REQUIREMENT |
Render every entry exactly as it appears.

SOURCE MATERIAL |
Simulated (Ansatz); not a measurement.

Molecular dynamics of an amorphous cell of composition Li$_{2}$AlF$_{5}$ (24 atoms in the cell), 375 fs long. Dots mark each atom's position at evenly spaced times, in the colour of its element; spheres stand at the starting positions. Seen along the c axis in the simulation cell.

EXERCISE RESULT |
Simulated (Ansatz); not a measurement.

Molecular dynamics of an amorphous cell of composition Li$_{2}$AlF$_{5}$ (24 atoms in the cell), 375 fs long. Dots mark each atom's position at evenly spaced times, in the colour of its element; spheres stand at the starting positions. Seen along the c axis in the simulation cell.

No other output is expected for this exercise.